● ● ● ● ●

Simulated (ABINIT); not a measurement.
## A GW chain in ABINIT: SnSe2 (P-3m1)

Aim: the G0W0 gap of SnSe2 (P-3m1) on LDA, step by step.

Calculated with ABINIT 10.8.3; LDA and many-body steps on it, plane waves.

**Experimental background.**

● ● ● ● ●

**TASK ITEM**
Give the listing again in its entirety, exactly as written.

**TASK RESULT**
Simulated (ABINIT); not a measurement.
## A GW chain in ABINIT: SnSe2 (P-3m1)

Aim: the G0W0 gap of SnSe2 (P-3m1) on LDA, step by step.

Calculated with ABINIT 10.8.3; LDA and many-body steps on it, plane waves.

**Experimental background.**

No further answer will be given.